Work item. Each record that follows is to be output in full, precisely as written.

Data extract.
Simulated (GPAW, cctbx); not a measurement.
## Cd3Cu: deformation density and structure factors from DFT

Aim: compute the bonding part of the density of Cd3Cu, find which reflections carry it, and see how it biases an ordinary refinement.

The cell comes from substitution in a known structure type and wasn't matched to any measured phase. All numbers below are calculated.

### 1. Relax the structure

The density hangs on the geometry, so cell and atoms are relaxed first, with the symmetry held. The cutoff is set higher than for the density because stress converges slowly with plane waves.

Exercise response.
Simulated (GPAW, cctbx); not a measurement.
## Cd3Cu: deformation density and structure factors from DFT

Aim: compute the bonding part of the density of Cd3Cu, find which reflections carry it, and see how it biases an ordinary refinement.

The cell comes from substitution in a known structure type and wasn't matched to any measured phase. All numbers below are calculated.

### 1. Relax the structure

The density hangs on the geometry, so cell and atoms are relaxed first, with the symmetry held. The cutoff is set higher than for the density because stress converges slowly with plane waves.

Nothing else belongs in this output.